* * * * *

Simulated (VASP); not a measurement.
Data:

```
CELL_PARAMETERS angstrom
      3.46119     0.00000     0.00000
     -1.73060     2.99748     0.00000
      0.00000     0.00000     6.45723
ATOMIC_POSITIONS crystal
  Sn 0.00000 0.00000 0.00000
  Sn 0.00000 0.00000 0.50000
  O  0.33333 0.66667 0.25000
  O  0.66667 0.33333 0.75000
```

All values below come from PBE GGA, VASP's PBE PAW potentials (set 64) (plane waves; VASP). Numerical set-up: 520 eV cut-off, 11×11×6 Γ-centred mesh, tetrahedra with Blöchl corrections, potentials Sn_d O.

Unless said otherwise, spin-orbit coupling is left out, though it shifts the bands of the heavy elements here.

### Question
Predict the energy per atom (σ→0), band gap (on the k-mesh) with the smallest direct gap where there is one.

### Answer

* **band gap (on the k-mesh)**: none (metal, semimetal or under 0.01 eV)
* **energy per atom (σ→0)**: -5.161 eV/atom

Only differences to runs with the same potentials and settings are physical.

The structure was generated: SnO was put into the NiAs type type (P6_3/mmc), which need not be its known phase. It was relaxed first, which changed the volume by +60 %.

* * * * *

Brief -> Exactly as they stand, set down the lines from the top of the data through the line with "Only differences to".

Written solution ->
Simulated (VASP); not a measurement.
Data:

```
CELL_PARAMETERS angstrom
      3.46119     0.00000     0.00000
     -1.73060     2.99748     0.00000
      0.00000     0.00000     6.45723
ATOMIC_POSITIONS crystal
  Sn 0.00000 0.00000 0.00000
  Sn 0.00000 0.00000 0.50000
  O  0.33333 0.66667 0.25000
  O  0.66667 0.33333 0.75000
```

All values below come from PBE GGA, VASP's PBE PAW potentials (set 64) (plane waves; VASP). Numerical set-up: 520 eV cut-off, 11×11×6 Γ-centred mesh, tetrahedra with Blöchl corrections, potentials Sn_d O.

Unless said otherwise, spin-orbit coupling is left out, though it shifts the bands of the heavy elements here.

### Question
Predict the energy per atom (σ→0), band gap (on the k-mesh) with the smallest direct gap where there is one.

### Answer

* **band gap (on the k-mesh)**: none (metal, semimetal or under 0.01 eV)
* **energy per atom (σ→0)**: -5.161 eV/atom

Only differences to runs with the same potentials and settings are physical.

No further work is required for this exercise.